Assignment
Transcribe each record below character for character.

Information shown
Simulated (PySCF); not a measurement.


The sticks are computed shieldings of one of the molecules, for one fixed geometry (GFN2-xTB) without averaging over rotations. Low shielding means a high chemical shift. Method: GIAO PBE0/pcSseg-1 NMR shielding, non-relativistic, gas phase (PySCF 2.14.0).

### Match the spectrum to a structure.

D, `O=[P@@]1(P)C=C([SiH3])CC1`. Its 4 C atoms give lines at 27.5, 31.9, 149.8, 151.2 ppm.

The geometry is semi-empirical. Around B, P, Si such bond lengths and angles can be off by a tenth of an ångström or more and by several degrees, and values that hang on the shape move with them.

Task result
Simulated (PySCF); not a measurement.


The sticks are computed shieldings of one of the molecules, for one fixed geometry (GFN2-xTB) without averaging over rotations. Low shielding means a high chemical shift. Method: GIAO PBE0/pcSseg-1 NMR shielding, non-relativistic, gas phase (PySCF 2.14.0).

### Match the spectrum to a structure.

D, `O=[P@@]1(P)C=C([SiH3])CC1`. Its 4 C atoms give lines at 27.5, 31.9, 149.8, 151.2 ppm.

The geometry is semi-empirical. Around B, P, Si such bond lengths and angles can be off by a tenth of an ångström or more and by several degrees, and values that hang on the shape move with them.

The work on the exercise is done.